ACTION ITEM →
Using the data that follows, return exactly the lines from the one that contains "Wanted: the native" through the one that contains "mesh | 9 × 9 × 1 |", ends included.

[Opening INFORMATION SHOWN section]

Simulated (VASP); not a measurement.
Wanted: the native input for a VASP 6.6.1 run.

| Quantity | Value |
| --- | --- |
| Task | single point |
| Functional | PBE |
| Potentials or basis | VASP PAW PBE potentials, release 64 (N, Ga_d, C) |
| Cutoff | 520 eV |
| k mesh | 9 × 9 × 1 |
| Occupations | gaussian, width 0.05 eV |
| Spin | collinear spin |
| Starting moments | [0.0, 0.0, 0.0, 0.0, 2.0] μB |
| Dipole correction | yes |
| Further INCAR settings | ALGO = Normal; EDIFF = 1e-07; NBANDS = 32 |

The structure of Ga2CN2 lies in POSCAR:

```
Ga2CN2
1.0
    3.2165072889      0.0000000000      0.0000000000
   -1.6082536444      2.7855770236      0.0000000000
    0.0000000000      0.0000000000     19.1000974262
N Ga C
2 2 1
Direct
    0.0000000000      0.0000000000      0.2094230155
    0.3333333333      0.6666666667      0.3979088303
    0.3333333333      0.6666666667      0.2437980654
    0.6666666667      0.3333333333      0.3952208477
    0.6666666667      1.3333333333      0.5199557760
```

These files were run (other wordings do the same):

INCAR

[Closing INFORMATION SHOWN section]

ANSWER BOX →
Wanted: the native input for a VASP 6.6.1 run.

| Quantity | Value |
| --- | --- |
| Task | single point |
| Functional | PBE |
| Potentials or basis | VASP PAW PBE potentials, release 64 (N, Ga_d, C) |
| Cutoff | 520 eV |
| k mesh | 9 × 9 × 1 |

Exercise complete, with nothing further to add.